- [REQUIRED ACTION]:
A stretch of the entries below is to be set down exactly, running from the line with "Question: What are" through the line with "Answer: HOMO-2 -9.93", both included, and no other line.

- [SUPPLIED MATERIAL]:
__________________________________________________

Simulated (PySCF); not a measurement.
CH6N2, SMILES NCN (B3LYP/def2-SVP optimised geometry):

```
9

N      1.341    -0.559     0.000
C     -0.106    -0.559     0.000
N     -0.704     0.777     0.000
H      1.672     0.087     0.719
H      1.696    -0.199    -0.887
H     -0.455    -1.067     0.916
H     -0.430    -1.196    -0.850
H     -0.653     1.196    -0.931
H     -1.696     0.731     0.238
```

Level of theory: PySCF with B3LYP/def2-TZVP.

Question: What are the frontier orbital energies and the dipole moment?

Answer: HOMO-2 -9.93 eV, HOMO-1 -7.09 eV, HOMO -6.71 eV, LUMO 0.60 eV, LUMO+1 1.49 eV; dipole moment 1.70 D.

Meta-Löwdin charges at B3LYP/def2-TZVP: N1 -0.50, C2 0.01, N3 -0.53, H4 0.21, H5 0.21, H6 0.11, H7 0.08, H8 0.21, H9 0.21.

__________________________________________________

- [ANSWER SECTION]:
Question: What are the frontier orbital energies and the dipole moment?

Answer: HOMO-2 -9.93 eV, HOMO-1 -7.09 eV, HOMO -6.71 eV, LUMO 0.60 eV, LUMO+1 1.49 eV; dipole moment 1.70 D.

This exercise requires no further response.